• _Brief_
Return every record exactly as written.

##### Extracted data
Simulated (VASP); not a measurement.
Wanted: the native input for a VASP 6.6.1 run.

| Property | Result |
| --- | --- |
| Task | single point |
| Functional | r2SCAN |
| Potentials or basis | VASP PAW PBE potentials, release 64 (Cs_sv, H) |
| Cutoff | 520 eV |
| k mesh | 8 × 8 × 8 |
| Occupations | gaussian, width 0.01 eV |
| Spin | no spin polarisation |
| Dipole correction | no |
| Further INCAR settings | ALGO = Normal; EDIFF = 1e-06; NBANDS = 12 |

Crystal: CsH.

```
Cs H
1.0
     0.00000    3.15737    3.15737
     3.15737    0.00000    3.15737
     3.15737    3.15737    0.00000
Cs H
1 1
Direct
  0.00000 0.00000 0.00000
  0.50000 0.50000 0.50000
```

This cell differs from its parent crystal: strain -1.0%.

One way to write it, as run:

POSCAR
##########

• _Worked solution_
Simulated (VASP); not a measurement.
Wanted: the native input for a VASP 6.6.1 run.

| Property | Result |
| --- | --- |
| Task | single point |
| Functional | r2SCAN |
| Potentials or basis | VASP PAW PBE potentials, release 64 (Cs_sv, H) |
| Cutoff | 520 eV |
| k mesh | 8 × 8 × 8 |
| Occupations | gaussian, width 0.01 eV |
| Spin | no spin polarisation |
| Dipole correction | no |
| Further INCAR settings | ALGO = Normal; EDIFF = 1e-06; NBANDS = 12 |

Crystal: CsH.

```
Cs H
1.0
     0.00000    3.15737    3.15737
     3.15737    0.00000    3.15737
     3.15737    3.15737    0.00000
Cs H
1 1
Direct
  0.00000 0.00000 0.00000
  0.50000 0.50000 0.50000
```

This cell differs from its parent crystal: strain -1.0%.

One way to write it, as run:

POSCAR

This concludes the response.